PROVIDED MATERIAL ::
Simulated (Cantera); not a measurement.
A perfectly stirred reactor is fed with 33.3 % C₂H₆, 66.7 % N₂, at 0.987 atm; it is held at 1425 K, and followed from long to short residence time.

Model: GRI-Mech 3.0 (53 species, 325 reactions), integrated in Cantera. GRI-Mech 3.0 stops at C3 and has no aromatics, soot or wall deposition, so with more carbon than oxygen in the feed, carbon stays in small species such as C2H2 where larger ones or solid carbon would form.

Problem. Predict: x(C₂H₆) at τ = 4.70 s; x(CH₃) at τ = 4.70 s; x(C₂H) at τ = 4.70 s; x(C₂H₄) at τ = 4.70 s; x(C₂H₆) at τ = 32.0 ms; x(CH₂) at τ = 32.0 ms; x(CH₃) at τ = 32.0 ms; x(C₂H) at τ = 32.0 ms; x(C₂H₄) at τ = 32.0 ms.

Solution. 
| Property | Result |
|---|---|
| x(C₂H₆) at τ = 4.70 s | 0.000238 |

ASSIGNMENT ::
Output all of the data in full, exactly as given.

EXERCISE ANSWER ::
Simulated (Cantera); not a measurement.
A perfectly stirred reactor is fed with 33.3 % C₂H₆, 66.7 % N₂, at 0.987 atm; it is held at 1425 K, and followed from long to short residence time.

Model: GRI-Mech 3.0 (53 species, 325 reactions), integrated in Cantera. GRI-Mech 3.0 stops at C3 and has no aromatics, soot or wall deposition, so with more carbon than oxygen in the feed, carbon stays in small species such as C2H2 where larger ones or solid carbon would form.

Problem. Predict: x(C₂H₆) at τ = 4.70 s; x(CH₃) at τ = 4.70 s; x(C₂H) at τ = 4.70 s; x(C₂H₄) at τ = 4.70 s; x(C₂H₆) at τ = 32.0 ms; x(CH₂) at τ = 32.0 ms; x(CH₃) at τ = 32.0 ms; x(C₂H) at τ = 32.0 ms; x(C₂H₄) at τ = 32.0 ms.

Solution. 
| Property | Result |
|---|---|
| x(C₂H₆) at τ = 4.70 s | 0.000238 |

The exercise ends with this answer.